□ □ □ □

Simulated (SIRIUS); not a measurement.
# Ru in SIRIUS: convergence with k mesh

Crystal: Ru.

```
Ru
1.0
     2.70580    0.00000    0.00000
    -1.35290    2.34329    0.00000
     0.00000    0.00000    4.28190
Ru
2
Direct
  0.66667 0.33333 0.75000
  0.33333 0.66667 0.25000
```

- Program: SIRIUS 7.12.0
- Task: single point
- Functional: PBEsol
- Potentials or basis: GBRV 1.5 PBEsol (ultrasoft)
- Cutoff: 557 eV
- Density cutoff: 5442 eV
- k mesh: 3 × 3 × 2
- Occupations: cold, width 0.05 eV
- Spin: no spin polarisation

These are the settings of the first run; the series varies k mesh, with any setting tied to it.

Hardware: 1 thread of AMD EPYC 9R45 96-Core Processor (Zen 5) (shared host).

□ □ □ □

### WORK REQUEST
Every entry above must be reproduced exactly.

### PROBLEM SOLUTION
Simulated (SIRIUS); not a measurement.
# Ru in SIRIUS: convergence with k mesh

Crystal: Ru.

```
Ru
1.0
     2.70580    0.00000    0.00000
    -1.35290    2.34329    0.00000
     0.00000    0.00000    4.28190
Ru
2
Direct
  0.66667 0.33333 0.75000
  0.33333 0.66667 0.25000
```

- Program: SIRIUS 7.12.0
- Task: single point
- Functional: PBEsol
- Potentials or basis: GBRV 1.5 PBEsol (ultrasoft)
- Cutoff: 557 eV
- Density cutoff: 5442 eV
- k mesh: 3 × 3 × 2
- Occupations: cold, width 0.05 eV
- Spin: no spin polarisation

These are the settings of the first run; the series varies k mesh, with any setting tied to it.

Hardware: 1 thread of AMD EPYC 9R45 96-Core Processor (Zen 5) (shared host).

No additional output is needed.